--- START ---

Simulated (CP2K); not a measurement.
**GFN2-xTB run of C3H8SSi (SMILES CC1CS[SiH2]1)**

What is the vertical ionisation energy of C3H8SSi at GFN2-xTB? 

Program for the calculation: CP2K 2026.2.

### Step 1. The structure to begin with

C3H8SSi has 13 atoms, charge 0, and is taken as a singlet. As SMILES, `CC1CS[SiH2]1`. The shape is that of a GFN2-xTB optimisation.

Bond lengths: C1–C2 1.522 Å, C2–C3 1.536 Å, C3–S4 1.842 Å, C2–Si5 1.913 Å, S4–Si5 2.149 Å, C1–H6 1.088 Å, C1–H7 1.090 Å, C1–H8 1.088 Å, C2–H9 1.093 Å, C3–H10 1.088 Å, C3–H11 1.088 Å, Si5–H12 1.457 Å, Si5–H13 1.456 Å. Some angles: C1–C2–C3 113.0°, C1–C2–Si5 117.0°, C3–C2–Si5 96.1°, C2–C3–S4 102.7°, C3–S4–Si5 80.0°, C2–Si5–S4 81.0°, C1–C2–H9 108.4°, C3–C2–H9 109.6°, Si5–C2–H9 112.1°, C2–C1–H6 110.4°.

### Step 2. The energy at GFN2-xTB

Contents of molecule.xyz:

--- END ---

● **Action item**
Up to and including the line with "C3H8SSi has 13", output every line of the records above exactly, starting from the first; output nothing else.

● **Written response**
Simulated (CP2K); not a measurement.
**GFN2-xTB run of C3H8SSi (SMILES CC1CS[SiH2]1)**

What is the vertical ionisation energy of C3H8SSi at GFN2-xTB? 

Program for the calculation: CP2K 2026.2.

### Step 1. The structure to begin with

C3H8SSi has 13 atoms, charge 0, and is taken as a singlet. As SMILES, `CC1CS[SiH2]1`. The shape is that of a GFN2-xTB optimisation.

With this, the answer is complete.